* **Requirement**
Write out again each line of the material below, unchanged, from the first one to the line that holds "Problem. PBE/def2-TZVP puts".

* **Input data**
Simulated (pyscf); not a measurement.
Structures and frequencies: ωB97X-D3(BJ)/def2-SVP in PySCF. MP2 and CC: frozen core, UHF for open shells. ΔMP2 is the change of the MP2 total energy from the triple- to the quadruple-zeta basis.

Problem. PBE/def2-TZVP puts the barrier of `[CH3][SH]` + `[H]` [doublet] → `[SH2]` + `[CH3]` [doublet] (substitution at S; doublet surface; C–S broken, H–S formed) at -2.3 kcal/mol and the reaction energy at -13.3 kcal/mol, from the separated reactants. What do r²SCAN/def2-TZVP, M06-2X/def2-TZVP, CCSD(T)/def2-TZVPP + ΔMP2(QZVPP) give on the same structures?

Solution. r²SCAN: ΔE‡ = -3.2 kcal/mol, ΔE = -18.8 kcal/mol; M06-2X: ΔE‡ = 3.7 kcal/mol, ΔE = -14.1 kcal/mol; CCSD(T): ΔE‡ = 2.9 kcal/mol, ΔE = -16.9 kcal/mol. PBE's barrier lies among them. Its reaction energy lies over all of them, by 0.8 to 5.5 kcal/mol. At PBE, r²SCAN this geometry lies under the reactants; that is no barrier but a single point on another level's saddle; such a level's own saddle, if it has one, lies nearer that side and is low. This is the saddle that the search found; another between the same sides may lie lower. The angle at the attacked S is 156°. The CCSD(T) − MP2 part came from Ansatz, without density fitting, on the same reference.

* **Written response**
Simulated (pyscf); not a measurement.
Structures and frequencies: ωB97X-D3(BJ)/def2-SVP in PySCF. MP2 and CC: frozen core, UHF for open shells. ΔMP2 is the change of the MP2 total energy from the triple- to the quadruple-zeta basis.

Problem. PBE/def2-TZVP puts the barrier of `[CH3][SH]` + `[H]` [doublet] → `[SH2]` + `[CH3]` [doublet] (substitution at S; doublet surface; C–S broken, H–S formed) at -2.3 kcal/mol and the reaction energy at -13.3 kcal/mol, from the separated reactants. What do r²SCAN/def2-TZVP, M06-2X/def2-TZVP, CCSD(T)/def2-TZVPP + ΔMP2(QZVPP) give on the same structures?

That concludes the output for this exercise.